▸ **Assignment**
In the records that follow, find the line with "All numbers come"; from there, retype every line exactly through the line with "Solution. Counting electrons, arsenic", which also belongs to the answer.

▸ **Data extract**
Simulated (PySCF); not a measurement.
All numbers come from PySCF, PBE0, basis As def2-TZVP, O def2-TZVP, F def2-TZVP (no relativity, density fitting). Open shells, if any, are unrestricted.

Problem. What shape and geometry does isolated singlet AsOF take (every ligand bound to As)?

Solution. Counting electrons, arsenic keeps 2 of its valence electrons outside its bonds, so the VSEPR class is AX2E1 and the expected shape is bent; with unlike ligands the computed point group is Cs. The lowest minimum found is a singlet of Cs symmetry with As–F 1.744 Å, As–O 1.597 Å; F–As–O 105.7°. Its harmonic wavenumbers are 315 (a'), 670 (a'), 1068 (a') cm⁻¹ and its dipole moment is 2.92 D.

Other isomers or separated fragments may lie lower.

▸ **Exercise response**
All numbers come from PySCF, PBE0, basis As def2-TZVP, O def2-TZVP, F def2-TZVP (no relativity, density fitting). Open shells, if any, are unrestricted.

Problem. What shape and geometry does isolated singlet AsOF take (every ligand bound to As)?

Solution. Counting electrons, arsenic keeps 2 of its valence electrons outside its bonds, so the VSEPR class is AX2E1 and the expected shape is bent; with unlike ligands the computed point group is Cs. The lowest minimum found is a singlet of Cs symmetry with As–F 1.744 Å, As–O 1.597 Å; F–As–O 105.7°. Its harmonic wavenumbers are 315 (a'), 670 (a'), 1068 (a') cm⁻¹ and its dipole moment is 2.92 D.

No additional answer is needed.